Given records
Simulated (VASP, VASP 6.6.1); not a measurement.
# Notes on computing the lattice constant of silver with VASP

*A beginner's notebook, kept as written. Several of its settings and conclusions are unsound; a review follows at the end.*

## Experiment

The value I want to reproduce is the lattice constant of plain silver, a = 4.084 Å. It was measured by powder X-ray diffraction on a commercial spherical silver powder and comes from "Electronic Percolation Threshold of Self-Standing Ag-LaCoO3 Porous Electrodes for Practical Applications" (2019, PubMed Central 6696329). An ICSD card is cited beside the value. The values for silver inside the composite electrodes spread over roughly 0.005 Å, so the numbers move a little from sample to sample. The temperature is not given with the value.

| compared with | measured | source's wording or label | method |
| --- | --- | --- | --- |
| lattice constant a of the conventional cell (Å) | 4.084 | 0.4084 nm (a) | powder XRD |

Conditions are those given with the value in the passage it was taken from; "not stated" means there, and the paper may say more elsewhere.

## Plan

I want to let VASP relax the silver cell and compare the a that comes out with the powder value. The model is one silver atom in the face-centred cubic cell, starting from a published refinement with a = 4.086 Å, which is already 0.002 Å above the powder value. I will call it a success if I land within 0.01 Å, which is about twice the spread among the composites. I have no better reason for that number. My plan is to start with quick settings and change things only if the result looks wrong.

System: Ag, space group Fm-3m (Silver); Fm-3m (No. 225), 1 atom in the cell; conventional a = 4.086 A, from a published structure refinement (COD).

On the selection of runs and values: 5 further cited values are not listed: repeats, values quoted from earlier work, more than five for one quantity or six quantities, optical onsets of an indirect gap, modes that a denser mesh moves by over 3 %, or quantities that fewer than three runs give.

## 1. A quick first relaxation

Required action
Copy out the material in its entirety. Keep it exact.

Response box
Simulated (VASP, VASP 6.6.1); not a measurement.
# Notes on computing the lattice constant of silver with VASP

*A beginner's notebook, kept as written. Several of its settings and conclusions are unsound; a review follows at the end.*

## Experiment

The value I want to reproduce is the lattice constant of plain silver, a = 4.084 Å. It was measured by powder X-ray diffraction on a commercial spherical silver powder and comes from "Electronic Percolation Threshold of Self-Standing Ag-LaCoO3 Porous Electrodes for Practical Applications" (2019, PubMed Central 6696329). An ICSD card is cited beside the value. The values for silver inside the composite electrodes spread over roughly 0.005 Å, so the numbers move a little from sample to sample. The temperature is not given with the value.

| compared with | measured | source's wording or label | method |
| --- | --- | --- | --- |
| lattice constant a of the conventional cell (Å) | 4.084 | 0.4084 nm (a) | powder XRD |

Conditions are those given with the value in the passage it was taken from; "not stated" means there, and the paper may say more elsewhere.

## Plan

I want to let VASP relax the silver cell and compare the a that comes out with the powder value. The model is one silver atom in the face-centred cubic cell, starting from a published refinement with a = 4.086 Å, which is already 0.002 Å above the powder value. I will call it a success if I land within 0.01 Å, which is about twice the spread among the composites. I have no better reason for that number. My plan is to start with quick settings and change things only if the result looks wrong.

System: Ag, space group Fm-3m (Silver); Fm-3m (No. 225), 1 atom in the cell; conventional a = 4.086 A, from a published structure refinement (COD).

On the selection of runs and values: 5 further cited values are not listed: repeats, values quoted from earlier work, more than five for one quantity or six quantities, optical onsets of an indirect gap, modes that a denser mesh moves by over 3 %, or quantities that fewer than three runs give.

## 1. A quick first relaxation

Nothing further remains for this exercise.